- ASSIGNED TASK:
Up to and including the line with "fractions at 1450 K.", please reproduce the lines below exactly, beginning with the first.

- SUPPLIED DATA:
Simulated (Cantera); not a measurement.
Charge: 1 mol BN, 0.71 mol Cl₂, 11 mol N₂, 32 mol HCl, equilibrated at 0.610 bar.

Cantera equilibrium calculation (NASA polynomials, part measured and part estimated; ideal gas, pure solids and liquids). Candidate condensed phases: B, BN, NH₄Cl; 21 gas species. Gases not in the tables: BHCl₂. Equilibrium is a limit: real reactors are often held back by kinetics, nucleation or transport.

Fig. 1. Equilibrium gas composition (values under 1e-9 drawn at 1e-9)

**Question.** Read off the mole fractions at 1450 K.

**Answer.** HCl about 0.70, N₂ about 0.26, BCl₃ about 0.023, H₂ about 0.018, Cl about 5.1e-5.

- TASK ANSWER:
Simulated (Cantera); not a measurement.
Charge: 1 mol BN, 0.71 mol Cl₂, 11 mol N₂, 32 mol HCl, equilibrated at 0.610 bar.

Cantera equilibrium calculation (NASA polynomials, part measured and part estimated; ideal gas, pure solids and liquids). Candidate condensed phases: B, BN, NH₄Cl; 21 gas species. Gases not in the tables: BHCl₂. Equilibrium is a limit: real reactors are often held back by kinetics, nucleation or transport.

Fig. 1. Equilibrium gas composition (values under 1e-9 drawn at 1e-9)

**Question.** Read off the mole fractions at 1450 K.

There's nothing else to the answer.